Copy out the first line of the listing and every line after it, exactly, until you have copied the line containing "Vapour-liquid equilibrium of".

### Excerpted data
______

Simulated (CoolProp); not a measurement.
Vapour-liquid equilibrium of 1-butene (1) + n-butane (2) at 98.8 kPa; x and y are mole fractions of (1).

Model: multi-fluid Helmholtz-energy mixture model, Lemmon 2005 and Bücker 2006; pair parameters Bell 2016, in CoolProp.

______

### Written reply
Simulated (CoolProp); not a measurement.
Vapour-liquid equilibrium of 1-butene (1) + n-butane (2) at 98.8 kPa; x and y are mole fractions of (1).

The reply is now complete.